Study material:
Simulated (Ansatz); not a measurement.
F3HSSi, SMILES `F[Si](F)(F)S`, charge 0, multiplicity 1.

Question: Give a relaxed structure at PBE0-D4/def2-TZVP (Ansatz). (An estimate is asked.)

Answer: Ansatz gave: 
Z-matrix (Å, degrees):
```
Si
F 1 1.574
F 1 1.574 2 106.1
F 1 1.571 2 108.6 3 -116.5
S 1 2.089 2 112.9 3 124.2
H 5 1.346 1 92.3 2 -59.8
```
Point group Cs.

Assignment: Reproduce, exactly, all the lines shown above.

Task answer:
Simulated (Ansatz); not a measurement.
F3HSSi, SMILES `F[Si](F)(F)S`, charge 0, multiplicity 1.

Question: Give a relaxed structure at PBE0-D4/def2-TZVP (Ansatz). (An estimate is asked.)

Answer: Ansatz gave: 
Z-matrix (Å, degrees):
```
Si
F 1 1.574
F 1 1.574 2 106.1
F 1 1.571 2 108.6 3 -116.5
S 1 2.089 2 112.9 3 124.2
H 5 1.346 1 92.3 2 -59.8
```
Point group Cs.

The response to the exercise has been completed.